※ ※ ※

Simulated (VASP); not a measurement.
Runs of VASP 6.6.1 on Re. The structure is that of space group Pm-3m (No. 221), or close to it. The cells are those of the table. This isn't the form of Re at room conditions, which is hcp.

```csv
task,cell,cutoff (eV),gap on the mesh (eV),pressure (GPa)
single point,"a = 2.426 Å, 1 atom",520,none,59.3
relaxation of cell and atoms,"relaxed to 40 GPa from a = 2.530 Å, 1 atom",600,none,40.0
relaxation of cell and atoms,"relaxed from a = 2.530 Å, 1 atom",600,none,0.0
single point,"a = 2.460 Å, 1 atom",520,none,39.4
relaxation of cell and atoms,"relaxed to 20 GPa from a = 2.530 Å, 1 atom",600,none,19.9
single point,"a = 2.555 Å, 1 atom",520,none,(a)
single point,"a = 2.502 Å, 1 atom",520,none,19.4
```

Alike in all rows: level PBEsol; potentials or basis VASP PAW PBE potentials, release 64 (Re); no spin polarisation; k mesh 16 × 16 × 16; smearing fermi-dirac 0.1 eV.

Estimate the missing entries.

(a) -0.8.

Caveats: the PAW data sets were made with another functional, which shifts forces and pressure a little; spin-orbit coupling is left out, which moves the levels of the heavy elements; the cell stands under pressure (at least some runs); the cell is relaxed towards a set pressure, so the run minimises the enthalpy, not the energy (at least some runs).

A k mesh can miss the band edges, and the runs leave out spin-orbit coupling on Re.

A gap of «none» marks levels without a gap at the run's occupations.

※ ※ ※

Required action. Retype, exactly and in full, the listing from its first line to the one holding "A k mesh can", both included.

Answer space.
Simulated (VASP); not a measurement.
Runs of VASP 6.6.1 on Re. The structure is that of space group Pm-3m (No. 221), or close to it. The cells are those of the table. This isn't the form of Re at room conditions, which is hcp.

```csv
task,cell,cutoff (eV),gap on the mesh (eV),pressure (GPa)
single point,"a = 2.426 Å, 1 atom",520,none,59.3
relaxation of cell and atoms,"relaxed to 40 GPa from a = 2.530 Å, 1 atom",600,none,40.0
relaxation of cell and atoms,"relaxed from a = 2.530 Å, 1 atom",600,none,0.0
single point,"a = 2.460 Å, 1 atom",520,none,39.4
relaxation of cell and atoms,"relaxed to 20 GPa from a = 2.530 Å, 1 atom",600,none,19.9
single point,"a = 2.555 Å, 1 atom",520,none,(a)
single point,"a = 2.502 Å, 1 atom",520,none,19.4
```

Alike in all rows: level PBEsol; potentials or basis VASP PAW PBE potentials, release 64 (Re); no spin polarisation; k mesh 16 × 16 × 16; smearing fermi-dirac 0.1 eV.

Estimate the missing entries.

(a) -0.8.

Caveats: the PAW data sets were made with another functional, which shifts forces and pressure a little; spin-orbit coupling is left out, which moves the levels of the heavy elements; the cell stands under pressure (at least some runs); the cell is relaxed towards a set pressure, so the run minimises the enthalpy, not the energy (at least some runs).

A k mesh can miss the band edges, and the runs leave out spin-orbit coupling on Re.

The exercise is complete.